- **Entries provided**
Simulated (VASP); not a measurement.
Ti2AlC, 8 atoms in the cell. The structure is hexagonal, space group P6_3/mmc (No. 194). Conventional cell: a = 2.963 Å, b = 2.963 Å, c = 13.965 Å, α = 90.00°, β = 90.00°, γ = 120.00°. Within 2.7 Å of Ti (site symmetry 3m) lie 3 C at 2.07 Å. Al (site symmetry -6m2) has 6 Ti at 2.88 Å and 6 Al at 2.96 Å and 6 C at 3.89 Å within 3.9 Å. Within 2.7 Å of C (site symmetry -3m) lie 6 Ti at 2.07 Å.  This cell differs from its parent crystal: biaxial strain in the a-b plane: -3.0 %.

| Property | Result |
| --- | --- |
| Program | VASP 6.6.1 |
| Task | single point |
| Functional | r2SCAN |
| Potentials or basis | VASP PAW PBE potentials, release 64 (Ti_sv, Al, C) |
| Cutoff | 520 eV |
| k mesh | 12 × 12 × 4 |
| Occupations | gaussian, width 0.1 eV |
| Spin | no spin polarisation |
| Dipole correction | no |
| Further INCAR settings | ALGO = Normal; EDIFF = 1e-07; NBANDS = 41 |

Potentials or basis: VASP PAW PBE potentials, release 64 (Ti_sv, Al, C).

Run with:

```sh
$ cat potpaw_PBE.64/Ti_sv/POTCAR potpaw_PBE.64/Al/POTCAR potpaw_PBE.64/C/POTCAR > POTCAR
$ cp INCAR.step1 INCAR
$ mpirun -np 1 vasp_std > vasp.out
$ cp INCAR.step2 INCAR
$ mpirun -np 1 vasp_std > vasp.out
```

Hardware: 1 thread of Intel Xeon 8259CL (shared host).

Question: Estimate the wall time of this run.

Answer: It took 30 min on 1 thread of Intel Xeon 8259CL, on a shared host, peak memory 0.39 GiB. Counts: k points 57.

- **Work task**
Within the material above, the line with "Ti2AlC, 8 atoms" opens the range and the line with "Question: Estimate the wall time of this run." closes it; reproduce that range word for word.

- **Task output**
Ti2AlC, 8 atoms in the cell. The structure is hexagonal, space group P6_3/mmc (No. 194). Conventional cell: a = 2.963 Å, b = 2.963 Å, c = 13.965 Å, α = 90.00°, β = 90.00°, γ = 120.00°. Within 2.7 Å of Ti (site symmetry 3m) lie 3 C at 2.07 Å. Al (site symmetry -6m2) has 6 Ti at 2.88 Å and 6 Al at 2.96 Å and 6 C at 3.89 Å within 3.9 Å. Within 2.7 Å of C (site symmetry -3m) lie 6 Ti at 2.07 Å.  This cell differs from its parent crystal: biaxial strain in the a-b plane: -3.0 %.

| Property | Result |
| --- | --- |
| Program | VASP 6.6.1 |
| Task | single point |
| Functional | r2SCAN |
| Potentials or basis | VASP PAW PBE potentials, release 64 (Ti_sv, Al, C) |
| Cutoff | 520 eV |
| k mesh | 12 × 12 × 4 |
| Occupations | gaussian, width 0.1 eV |
| Spin | no spin polarisation |
| Dipole correction | no |
| Further INCAR settings | ALGO = Normal; EDIFF = 1e-07; NBANDS = 41 |

Potentials or basis: VASP PAW PBE potentials, release 64 (Ti_sv, Al, C).

Run with:

```sh
$ cat potpaw_PBE.64/Ti_sv/POTCAR potpaw_PBE.64/Al/POTCAR potpaw_PBE.64/C/POTCAR > POTCAR
$ cp INCAR.step1 INCAR
$ mpirun -np 1 vasp_std > vasp.out
$ cp INCAR.step2 INCAR
$ mpirun -np 1 vasp_std > vasp.out
```

Hardware: 1 thread of Intel Xeon 8259CL (shared host).

Question: Estimate the wall time of this run.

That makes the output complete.